→ **Extracted entries**
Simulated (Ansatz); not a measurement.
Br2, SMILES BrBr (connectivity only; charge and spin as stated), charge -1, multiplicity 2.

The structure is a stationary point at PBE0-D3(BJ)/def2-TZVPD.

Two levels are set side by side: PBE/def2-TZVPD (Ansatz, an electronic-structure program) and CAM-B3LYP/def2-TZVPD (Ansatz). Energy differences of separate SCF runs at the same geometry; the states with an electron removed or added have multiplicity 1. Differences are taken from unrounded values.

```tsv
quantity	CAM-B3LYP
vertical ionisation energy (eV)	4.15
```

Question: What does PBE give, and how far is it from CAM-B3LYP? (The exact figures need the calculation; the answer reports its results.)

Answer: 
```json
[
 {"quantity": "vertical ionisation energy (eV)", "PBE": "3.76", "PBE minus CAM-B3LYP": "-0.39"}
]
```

→ **Requirement**
Could you reproduce exactly the lines of the entries above, from the one with "Br2, SMILES BrBr" through the one with "The structure is", and nothing else?

→ **Response box**
Br2, SMILES BrBr (connectivity only; charge and spin as stated), charge -1, multiplicity 2.

The structure is a stationary point at PBE0-D3(BJ)/def2-TZVPD.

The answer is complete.